###

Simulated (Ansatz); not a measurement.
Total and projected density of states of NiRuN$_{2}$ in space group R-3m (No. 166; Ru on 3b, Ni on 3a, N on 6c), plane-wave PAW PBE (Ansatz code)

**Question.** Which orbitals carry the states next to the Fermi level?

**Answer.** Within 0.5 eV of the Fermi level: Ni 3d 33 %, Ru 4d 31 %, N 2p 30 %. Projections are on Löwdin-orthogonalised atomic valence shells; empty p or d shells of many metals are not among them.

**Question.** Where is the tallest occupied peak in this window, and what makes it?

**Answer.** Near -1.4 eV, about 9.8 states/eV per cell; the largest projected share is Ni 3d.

###

**Work order**: Going down from the first line of the entries above, restate each line word for word until the line holding "the Fermi level?" is done.

**Exercise solution**:
Simulated (Ansatz); not a measurement.
Total and projected density of states of NiRuN$_{2}$ in space group R-3m (No. 166; Ru on 3b, Ni on 3a, N on 6c), plane-wave PAW PBE (Ansatz code)

**Question.** Which orbitals carry the states next to the Fermi level?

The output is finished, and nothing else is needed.